┌─ DATASET RECORDS
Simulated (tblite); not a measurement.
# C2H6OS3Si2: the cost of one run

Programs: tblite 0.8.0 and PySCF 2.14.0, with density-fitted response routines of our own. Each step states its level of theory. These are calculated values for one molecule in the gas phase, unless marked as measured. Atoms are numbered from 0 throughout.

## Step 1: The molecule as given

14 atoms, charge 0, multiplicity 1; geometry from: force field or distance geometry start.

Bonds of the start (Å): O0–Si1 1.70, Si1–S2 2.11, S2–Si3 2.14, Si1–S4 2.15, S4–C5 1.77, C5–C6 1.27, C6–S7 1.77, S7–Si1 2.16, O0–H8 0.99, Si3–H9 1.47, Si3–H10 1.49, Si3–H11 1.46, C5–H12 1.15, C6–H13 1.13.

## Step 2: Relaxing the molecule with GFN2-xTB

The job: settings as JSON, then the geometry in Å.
└─

• REQUIRED ACTION:
Give the data again in full, keeping every line as it was.

• PROBLEM SOLUTION:
Simulated (tblite); not a measurement.
# C2H6OS3Si2: the cost of one run

Programs: tblite 0.8.0 and PySCF 2.14.0, with density-fitted response routines of our own. Each step states its level of theory. These are calculated values for one molecule in the gas phase, unless marked as measured. Atoms are numbered from 0 throughout.

## Step 1: The molecule as given

14 atoms, charge 0, multiplicity 1; geometry from: force field or distance geometry start.

Bonds of the start (Å): O0–Si1 1.70, Si1–S2 2.11, S2–Si3 2.14, Si1–S4 2.15, S4–C5 1.77, C5–C6 1.27, C6–S7 1.77, S7–Si1 2.16, O0–H8 0.99, Si3–H9 1.47, Si3–H10 1.49, Si3–H11 1.46, C5–H12 1.15, C6–H13 1.13.

## Step 2: Relaxing the molecule with GFN2-xTB

The job: settings as JSON, then the geometry in Å.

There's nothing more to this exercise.